[WORK ORDER]:
Starting at the line below holding "The start comes from GFN2-xTB." and stopping at the line holding "Theory: RKS PBE0-D4/def2-TZVP", print every line exactly, both ends included, and leave the rest out.

[EXTRACTED RECORDS]:
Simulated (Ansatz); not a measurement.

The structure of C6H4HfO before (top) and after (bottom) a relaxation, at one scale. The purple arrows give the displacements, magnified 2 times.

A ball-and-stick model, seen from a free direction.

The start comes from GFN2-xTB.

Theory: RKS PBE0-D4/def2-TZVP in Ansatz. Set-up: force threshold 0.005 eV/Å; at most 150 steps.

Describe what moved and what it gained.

[WRITTEN ANSWER]:
The start comes from GFN2-xTB.

Theory: RKS PBE0-D4/def2-TZVP in Ansatz. Set-up: force threshold 0.005 eV/Å; at most 150 steps.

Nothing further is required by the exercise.